Required action:
Please reproduce verbatim the lines below, from the first through the one with "Answer: It is".

• • •

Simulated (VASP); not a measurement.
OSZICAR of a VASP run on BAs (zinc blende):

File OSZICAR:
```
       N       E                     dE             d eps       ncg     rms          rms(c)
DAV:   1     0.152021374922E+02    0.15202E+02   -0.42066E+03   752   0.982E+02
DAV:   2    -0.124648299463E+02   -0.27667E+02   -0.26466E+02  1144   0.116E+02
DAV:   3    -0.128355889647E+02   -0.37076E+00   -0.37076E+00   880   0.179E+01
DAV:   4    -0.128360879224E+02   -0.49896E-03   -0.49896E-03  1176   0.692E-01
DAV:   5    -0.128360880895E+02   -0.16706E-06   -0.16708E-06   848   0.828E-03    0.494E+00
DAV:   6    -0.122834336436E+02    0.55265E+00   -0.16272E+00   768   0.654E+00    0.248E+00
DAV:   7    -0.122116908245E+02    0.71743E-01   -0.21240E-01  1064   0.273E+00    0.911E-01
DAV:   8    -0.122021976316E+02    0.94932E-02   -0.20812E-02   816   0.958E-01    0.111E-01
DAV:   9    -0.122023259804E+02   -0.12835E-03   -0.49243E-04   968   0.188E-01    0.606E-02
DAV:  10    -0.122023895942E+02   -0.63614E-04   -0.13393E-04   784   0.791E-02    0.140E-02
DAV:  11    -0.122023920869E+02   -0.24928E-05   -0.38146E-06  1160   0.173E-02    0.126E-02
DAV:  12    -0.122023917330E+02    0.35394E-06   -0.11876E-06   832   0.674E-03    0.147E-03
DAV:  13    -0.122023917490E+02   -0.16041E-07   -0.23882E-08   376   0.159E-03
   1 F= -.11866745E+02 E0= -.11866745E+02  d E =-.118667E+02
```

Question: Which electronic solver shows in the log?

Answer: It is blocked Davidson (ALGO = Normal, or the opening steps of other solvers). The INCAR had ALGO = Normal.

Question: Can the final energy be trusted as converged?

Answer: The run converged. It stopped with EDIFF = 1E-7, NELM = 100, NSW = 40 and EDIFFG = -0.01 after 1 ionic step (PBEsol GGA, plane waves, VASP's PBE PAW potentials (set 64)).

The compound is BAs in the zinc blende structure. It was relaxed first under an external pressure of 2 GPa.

• • •

Task output:
Simulated (VASP); not a measurement.
OSZICAR of a VASP run on BAs (zinc blende):

File OSZICAR:
```
       N       E                     dE             d eps       ncg     rms          rms(c)
DAV:   1     0.152021374922E+02    0.15202E+02   -0.42066E+03   752   0.982E+02
DAV:   2    -0.124648299463E+02   -0.27667E+02   -0.26466E+02  1144   0.116E+02
DAV:   3    -0.128355889647E+02   -0.37076E+00   -0.37076E+00   880   0.179E+01
DAV:   4    -0.128360879224E+02   -0.49896E-03   -0.49896E-03  1176   0.692E-01
DAV:   5    -0.128360880895E+02   -0.16706E-06   -0.16708E-06   848   0.828E-03    0.494E+00
DAV:   6    -0.122834336436E+02    0.55265E+00   -0.16272E+00   768   0.654E+00    0.248E+00
DAV:   7    -0.122116908245E+02    0.71743E-01   -0.21240E-01  1064   0.273E+00    0.911E-01
DAV:   8    -0.122021976316E+02    0.94932E-02   -0.20812E-02   816   0.958E-01    0.111E-01
DAV:   9    -0.122023259804E+02   -0.12835E-03   -0.49243E-04   968   0.188E-01    0.606E-02
DAV:  10    -0.122023895942E+02   -0.63614E-04   -0.13393E-04   784   0.791E-02    0.140E-02
DAV:  11    -0.122023920869E+02   -0.24928E-05   -0.38146E-06  1160   0.173E-02    0.126E-02
DAV:  12    -0.122023917330E+02    0.35394E-06   -0.11876E-06   832   0.674E-03    0.147E-03
DAV:  13    -0.122023917490E+02   -0.16041E-07   -0.23882E-08   376   0.159E-03
   1 F= -.11866745E+02 E0= -.11866745E+02  d E =-.118667E+02
```

Question: Which electronic solver shows in the log?

Answer: It is blocked Davidson (ALGO = Normal, or the opening steps of other solvers). The INCAR had ALGO = Normal.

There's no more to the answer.